>>

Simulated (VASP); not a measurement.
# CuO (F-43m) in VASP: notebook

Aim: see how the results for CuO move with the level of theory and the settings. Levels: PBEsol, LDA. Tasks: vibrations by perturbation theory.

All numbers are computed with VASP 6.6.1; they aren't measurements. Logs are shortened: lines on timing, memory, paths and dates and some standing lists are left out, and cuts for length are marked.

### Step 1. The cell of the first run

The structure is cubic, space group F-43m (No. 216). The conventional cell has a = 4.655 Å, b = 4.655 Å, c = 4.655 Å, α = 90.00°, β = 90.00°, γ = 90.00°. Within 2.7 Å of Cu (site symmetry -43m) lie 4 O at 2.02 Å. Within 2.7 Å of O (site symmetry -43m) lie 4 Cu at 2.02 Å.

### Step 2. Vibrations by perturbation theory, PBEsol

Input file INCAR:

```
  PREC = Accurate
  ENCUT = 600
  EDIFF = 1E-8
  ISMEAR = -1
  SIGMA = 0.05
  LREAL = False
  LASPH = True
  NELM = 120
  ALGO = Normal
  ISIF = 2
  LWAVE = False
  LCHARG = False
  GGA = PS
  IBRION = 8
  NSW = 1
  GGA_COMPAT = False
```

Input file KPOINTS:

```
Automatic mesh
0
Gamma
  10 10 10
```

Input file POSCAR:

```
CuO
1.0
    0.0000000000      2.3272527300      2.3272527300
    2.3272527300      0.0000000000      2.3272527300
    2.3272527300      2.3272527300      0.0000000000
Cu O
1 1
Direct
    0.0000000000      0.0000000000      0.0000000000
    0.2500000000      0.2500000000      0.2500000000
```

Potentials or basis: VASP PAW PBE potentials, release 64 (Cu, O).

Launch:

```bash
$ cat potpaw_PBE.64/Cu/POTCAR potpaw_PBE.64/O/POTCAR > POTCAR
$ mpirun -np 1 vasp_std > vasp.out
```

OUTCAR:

<<

Reproduce the records above line by line, without any change, up to and including the line that holds "### Step 1. The cell of the first run".

Simulated (VASP); not a measurement.
# CuO (F-43m) in VASP: notebook

Aim: see how the results for CuO move with the level of theory and the settings. Levels: PBEsol, LDA. Tasks: vibrations by perturbation theory.

All numbers are computed with VASP 6.6.1; they aren't measurements. Logs are shortened: lines on timing, memory, paths and dates and some standing lists are left out, and cuts for length are marked.

### Step 1. The cell of the first run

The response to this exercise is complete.